WORK INSTRUCTION:
From the first line to the last, set down the data exactly as given.

**********
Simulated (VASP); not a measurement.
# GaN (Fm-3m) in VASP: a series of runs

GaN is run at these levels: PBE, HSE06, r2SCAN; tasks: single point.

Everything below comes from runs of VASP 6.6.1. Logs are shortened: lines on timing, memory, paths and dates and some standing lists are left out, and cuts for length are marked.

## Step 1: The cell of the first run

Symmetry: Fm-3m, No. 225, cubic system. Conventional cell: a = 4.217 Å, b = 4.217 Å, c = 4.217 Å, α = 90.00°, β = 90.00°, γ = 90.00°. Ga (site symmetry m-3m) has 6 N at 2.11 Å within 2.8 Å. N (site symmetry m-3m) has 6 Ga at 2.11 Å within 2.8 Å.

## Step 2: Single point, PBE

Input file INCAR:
**********

EXERCISE OUTPUT:
Simulated (VASP); not a measurement.
# GaN (Fm-3m) in VASP: a series of runs

GaN is run at these levels: PBE, HSE06, r2SCAN; tasks: single point.

Everything below comes from runs of VASP 6.6.1. Logs are shortened: lines on timing, memory, paths and dates and some standing lists are left out, and cuts for length are marked.

## Step 1: The cell of the first run

Symmetry: Fm-3m, No. 225, cubic system. Conventional cell: a = 4.217 Å, b = 4.217 Å, c = 4.217 Å, α = 90.00°, β = 90.00°, γ = 90.00°. Ga (site symmetry m-3m) has 6 N at 2.11 Å within 2.8 Å. N (site symmetry m-3m) has 6 Ga at 2.11 Å within 2.8 Å.

## Step 2: Single point, PBE

Input file INCAR:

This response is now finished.